■ Requirement ■
Write the records out once more, exactly as they are given.

======== Data to examine ========

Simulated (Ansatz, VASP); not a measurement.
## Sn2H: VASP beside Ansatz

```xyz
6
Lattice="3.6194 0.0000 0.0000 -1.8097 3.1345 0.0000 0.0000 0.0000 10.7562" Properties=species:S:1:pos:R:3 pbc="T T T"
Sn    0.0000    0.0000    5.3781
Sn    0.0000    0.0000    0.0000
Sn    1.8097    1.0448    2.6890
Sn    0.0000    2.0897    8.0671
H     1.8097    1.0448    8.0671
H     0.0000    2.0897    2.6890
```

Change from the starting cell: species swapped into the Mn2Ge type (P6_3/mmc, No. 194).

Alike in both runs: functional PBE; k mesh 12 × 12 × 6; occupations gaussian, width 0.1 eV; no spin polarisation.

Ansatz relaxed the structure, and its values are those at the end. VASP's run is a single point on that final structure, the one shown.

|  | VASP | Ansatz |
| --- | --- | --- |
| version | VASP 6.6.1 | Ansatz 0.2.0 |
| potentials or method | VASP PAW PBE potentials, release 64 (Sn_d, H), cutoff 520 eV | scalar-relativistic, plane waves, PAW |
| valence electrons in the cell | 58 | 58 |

========

■ Exercise result ■
Simulated (Ansatz, VASP); not a measurement.
## Sn2H: VASP beside Ansatz

```xyz
6
Lattice="3.6194 0.0000 0.0000 -1.8097 3.1345 0.0000 0.0000 0.0000 10.7562" Properties=species:S:1:pos:R:3 pbc="T T T"
Sn    0.0000    0.0000    5.3781
Sn    0.0000    0.0000    0.0000
Sn    1.8097    1.0448    2.6890
Sn    0.0000    2.0897    8.0671
H     1.8097    1.0448    8.0671
H     0.0000    2.0897    2.6890
```

Change from the starting cell: species swapped into the Mn2Ge type (P6_3/mmc, No. 194).

Alike in both runs: functional PBE; k mesh 12 × 12 × 6; occupations gaussian, width 0.1 eV; no spin polarisation.

Ansatz relaxed the structure, and its values are those at the end. VASP's run is a single point on that final structure, the one shown.

|  | VASP | Ansatz |
| --- | --- | --- |
| version | VASP 6.6.1 | Ansatz 0.2.0 |
| potentials or method | VASP PAW PBE potentials, release 64 (Sn_d, H), cutoff 520 eV | scalar-relativistic, plane waves, PAW |
| valence electrons in the cell | 58 | 58 |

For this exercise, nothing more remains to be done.